- Source information
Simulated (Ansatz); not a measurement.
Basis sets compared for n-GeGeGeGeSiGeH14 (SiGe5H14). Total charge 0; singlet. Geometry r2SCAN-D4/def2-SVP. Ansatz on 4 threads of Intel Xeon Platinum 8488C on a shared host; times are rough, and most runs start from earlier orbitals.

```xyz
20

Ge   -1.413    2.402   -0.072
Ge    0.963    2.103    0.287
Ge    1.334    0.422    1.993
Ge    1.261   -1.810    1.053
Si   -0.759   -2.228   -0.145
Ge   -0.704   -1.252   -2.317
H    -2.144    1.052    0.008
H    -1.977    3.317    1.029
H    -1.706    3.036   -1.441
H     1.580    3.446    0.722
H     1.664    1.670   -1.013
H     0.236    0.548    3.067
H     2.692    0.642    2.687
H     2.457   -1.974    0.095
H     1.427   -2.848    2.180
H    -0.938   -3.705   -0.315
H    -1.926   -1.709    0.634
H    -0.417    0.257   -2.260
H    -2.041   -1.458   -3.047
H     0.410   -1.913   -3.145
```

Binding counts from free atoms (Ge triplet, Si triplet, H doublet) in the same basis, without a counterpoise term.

- Task item
Only the lines from the top of the data through the line that contains "Basis sets compared" should be quoted, exactly as they stand.

- Written solution
Simulated (Ansatz); not a measurement.
Basis sets compared for n-GeGeGeGeSiGeH14 (SiGe5H14). Total charge 0; singlet. Geometry r2SCAN-D4/def2-SVP. Ansatz on 4 threads of Intel Xeon Platinum 8488C on a shared host; times are rough, and most runs start from earlier orbitals.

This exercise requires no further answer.